------------------------------

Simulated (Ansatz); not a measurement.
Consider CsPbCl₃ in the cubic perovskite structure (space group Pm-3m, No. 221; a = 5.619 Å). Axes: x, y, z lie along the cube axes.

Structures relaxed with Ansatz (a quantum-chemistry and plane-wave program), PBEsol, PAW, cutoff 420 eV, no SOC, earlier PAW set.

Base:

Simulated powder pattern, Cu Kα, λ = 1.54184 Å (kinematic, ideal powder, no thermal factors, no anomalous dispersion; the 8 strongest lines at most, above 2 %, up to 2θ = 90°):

------------------------------

Transcribe, in full, each record that appears above.

Simulated (Ansatz); not a measurement.
Consider CsPbCl₃ in the cubic perovskite structure (space group Pm-3m, No. 221; a = 5.619 Å). Axes: x, y, z lie along the cube axes.

Structures relaxed with Ansatz (a quantum-chemistry and plane-wave program), PBEsol, PAW, cutoff 420 eV, no SOC, earlier PAW set.

Base:

Simulated powder pattern, Cu Kα, λ = 1.54184 Å (kinematic, ideal powder, no thermal factors, no anomalous dispersion; the 8 strongest lines at most, above 2 %, up to 2θ = 90°):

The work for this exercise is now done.